Segment Open

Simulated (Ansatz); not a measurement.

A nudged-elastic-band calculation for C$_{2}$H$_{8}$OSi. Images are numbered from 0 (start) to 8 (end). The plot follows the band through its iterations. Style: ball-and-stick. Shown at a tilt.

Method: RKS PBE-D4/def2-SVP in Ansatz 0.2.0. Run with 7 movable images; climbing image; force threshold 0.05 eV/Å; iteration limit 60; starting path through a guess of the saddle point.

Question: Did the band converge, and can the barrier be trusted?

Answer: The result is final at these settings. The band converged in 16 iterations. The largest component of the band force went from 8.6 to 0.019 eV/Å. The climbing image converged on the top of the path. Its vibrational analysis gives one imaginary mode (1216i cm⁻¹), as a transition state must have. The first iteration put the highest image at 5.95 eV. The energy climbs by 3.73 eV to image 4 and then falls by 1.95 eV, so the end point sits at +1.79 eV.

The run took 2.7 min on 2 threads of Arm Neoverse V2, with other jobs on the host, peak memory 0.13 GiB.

Segment Closed

Activity – Between the first line of the entries above and the line with "A nudged-elastic-band calculation", both included, copy every line exactly and nothing outside that range.

Written solution –
Simulated (Ansatz); not a measurement.

A nudged-elastic-band calculation for C$_{2}$H$_{8}$OSi. Images are numbered from 0 (start) to 8 (end). The plot follows the band through its iterations. Style: ball-and-stick. Shown at a tilt.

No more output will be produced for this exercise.